[Data for analysis]
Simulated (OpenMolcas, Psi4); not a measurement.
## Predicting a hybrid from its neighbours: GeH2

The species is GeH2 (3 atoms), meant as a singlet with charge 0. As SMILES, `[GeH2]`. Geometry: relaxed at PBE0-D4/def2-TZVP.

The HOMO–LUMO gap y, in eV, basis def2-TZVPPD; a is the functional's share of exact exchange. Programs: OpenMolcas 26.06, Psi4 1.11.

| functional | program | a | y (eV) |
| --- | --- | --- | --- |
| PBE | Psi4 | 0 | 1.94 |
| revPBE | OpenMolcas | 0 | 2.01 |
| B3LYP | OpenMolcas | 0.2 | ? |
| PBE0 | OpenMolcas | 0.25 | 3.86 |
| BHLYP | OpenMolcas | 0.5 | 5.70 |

[Activity]
The full listing, retyped exactly, is the expected answer.

[Written solution]
Simulated (OpenMolcas, Psi4); not a measurement.
## Predicting a hybrid from its neighbours: GeH2

The species is GeH2 (3 atoms), meant as a singlet with charge 0. As SMILES, `[GeH2]`. Geometry: relaxed at PBE0-D4/def2-TZVP.

The HOMO–LUMO gap y, in eV, basis def2-TZVPPD; a is the functional's share of exact exchange. Programs: OpenMolcas 26.06, Psi4 1.11.

| functional | program | a | y (eV) |
| --- | --- | --- | --- |
| PBE | Psi4 | 0 | 1.94 |
| revPBE | OpenMolcas | 0 | 2.01 |
| B3LYP | OpenMolcas | 0.2 | ? |
| PBE0 | OpenMolcas | 0.25 | 3.86 |
| BHLYP | OpenMolcas | 0.5 | 5.70 |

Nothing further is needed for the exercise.